• **WORK REQUEST**: Transcribe the records in full, keeping every character as it is.

★ ★ ★ ★

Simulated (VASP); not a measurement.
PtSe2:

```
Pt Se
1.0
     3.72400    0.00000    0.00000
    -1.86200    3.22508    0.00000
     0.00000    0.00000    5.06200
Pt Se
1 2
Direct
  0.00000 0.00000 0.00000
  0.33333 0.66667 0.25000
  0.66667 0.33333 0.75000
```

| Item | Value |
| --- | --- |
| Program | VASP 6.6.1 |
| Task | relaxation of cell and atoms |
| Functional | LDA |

★ ★ ★ ★

• **SOLUTION**:
Simulated (VASP); not a measurement.
PtSe2:

```
Pt Se
1.0
     3.72400    0.00000    0.00000
    -1.86200    3.22508    0.00000
     0.00000    0.00000    5.06200
Pt Se
1 2
Direct
  0.00000 0.00000 0.00000
  0.33333 0.66667 0.25000
  0.66667 0.33333 0.75000
```

| Item | Value |
| --- | --- |
| Program | VASP 6.6.1 |
| Task | relaxation of cell and atoms |
| Functional | LDA |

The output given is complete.